> [ACTIVITY]: In the entries below, which lines run from the one containing "Method: Ansatz 0.2.0, DFT" to the one containing "What happened in the run?"? Copy exactly those lines, ends included, and no others.

'''
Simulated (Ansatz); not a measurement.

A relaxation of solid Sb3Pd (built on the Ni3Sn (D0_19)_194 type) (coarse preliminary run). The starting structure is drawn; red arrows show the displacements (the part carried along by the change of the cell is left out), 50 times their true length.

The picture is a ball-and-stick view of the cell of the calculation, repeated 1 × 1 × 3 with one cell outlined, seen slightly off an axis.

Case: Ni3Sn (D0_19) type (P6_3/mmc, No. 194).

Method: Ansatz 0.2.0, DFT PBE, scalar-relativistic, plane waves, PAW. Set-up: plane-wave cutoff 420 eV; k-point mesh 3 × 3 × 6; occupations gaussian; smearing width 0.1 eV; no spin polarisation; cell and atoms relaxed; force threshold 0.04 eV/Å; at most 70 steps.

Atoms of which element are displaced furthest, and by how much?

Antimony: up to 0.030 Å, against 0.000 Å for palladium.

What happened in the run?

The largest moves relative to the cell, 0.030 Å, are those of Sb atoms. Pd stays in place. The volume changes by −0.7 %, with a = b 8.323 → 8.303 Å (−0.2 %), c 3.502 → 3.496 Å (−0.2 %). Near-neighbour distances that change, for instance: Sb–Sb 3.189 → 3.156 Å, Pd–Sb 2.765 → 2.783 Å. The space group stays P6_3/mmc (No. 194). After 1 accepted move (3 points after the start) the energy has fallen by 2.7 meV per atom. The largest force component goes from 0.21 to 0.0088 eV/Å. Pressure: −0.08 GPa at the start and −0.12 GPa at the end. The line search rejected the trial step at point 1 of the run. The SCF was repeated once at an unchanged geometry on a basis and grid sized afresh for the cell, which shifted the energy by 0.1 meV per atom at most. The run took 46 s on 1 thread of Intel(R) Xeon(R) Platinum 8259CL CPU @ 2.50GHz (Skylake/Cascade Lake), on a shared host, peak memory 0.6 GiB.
'''

> [WRITTEN RESPONSE]:
Method: Ansatz 0.2.0, DFT PBE, scalar-relativistic, plane waves, PAW. Set-up: plane-wave cutoff 420 eV; k-point mesh 3 × 3 × 6; occupations gaussian; smearing width 0.1 eV; no spin polarisation; cell and atoms relaxed; force threshold 0.04 eV/Å; at most 70 steps.

Atoms of which element are displaced furthest, and by how much?

Antimony: up to 0.030 Å, against 0.000 Å for palladium.

What happened in the run?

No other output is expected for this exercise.